= Source data =
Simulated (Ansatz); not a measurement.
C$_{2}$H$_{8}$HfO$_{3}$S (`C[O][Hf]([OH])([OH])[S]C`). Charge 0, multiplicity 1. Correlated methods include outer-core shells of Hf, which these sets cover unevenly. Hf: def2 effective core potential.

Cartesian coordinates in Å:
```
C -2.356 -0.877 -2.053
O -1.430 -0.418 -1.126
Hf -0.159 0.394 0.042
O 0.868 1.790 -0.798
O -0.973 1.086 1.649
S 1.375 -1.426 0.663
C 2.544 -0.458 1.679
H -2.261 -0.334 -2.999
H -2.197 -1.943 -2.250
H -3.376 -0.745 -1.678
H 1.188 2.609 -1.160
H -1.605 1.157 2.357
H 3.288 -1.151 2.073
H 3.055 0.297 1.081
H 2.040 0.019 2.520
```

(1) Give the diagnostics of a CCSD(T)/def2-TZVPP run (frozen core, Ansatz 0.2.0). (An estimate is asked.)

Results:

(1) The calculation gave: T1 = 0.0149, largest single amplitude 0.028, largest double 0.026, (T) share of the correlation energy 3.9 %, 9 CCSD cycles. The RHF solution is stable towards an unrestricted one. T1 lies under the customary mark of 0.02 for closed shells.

= Assigned task =
All entries should be given again precisely as they appear above.

= Reply =
Simulated (Ansatz); not a measurement.
C$_{2}$H$_{8}$HfO$_{3}$S (`C[O][Hf]([OH])([OH])[S]C`). Charge 0, multiplicity 1. Correlated methods include outer-core shells of Hf, which these sets cover unevenly. Hf: def2 effective core potential.

Cartesian coordinates in Å:
```
C -2.356 -0.877 -2.053
O -1.430 -0.418 -1.126
Hf -0.159 0.394 0.042
O 0.868 1.790 -0.798
O -0.973 1.086 1.649
S 1.375 -1.426 0.663
C 2.544 -0.458 1.679
H -2.261 -0.334 -2.999
H -2.197 -1.943 -2.250
H -3.376 -0.745 -1.678
H 1.188 2.609 -1.160
H -1.605 1.157 2.357
H 3.288 -1.151 2.073
H 3.055 0.297 1.081
H 2.040 0.019 2.520
```

(1) Give the diagnostics of a CCSD(T)/def2-TZVPP run (frozen core, Ansatz 0.2.0). (An estimate is asked.)

Results:

(1) The calculation gave: T1 = 0.0149, largest single amplitude 0.028, largest double 0.026, (T) share of the correlation energy 3.9 %, 9 CCSD cycles. The RHF solution is stable towards an unrestricted one. T1 lies under the customary mark of 0.02 for closed shells.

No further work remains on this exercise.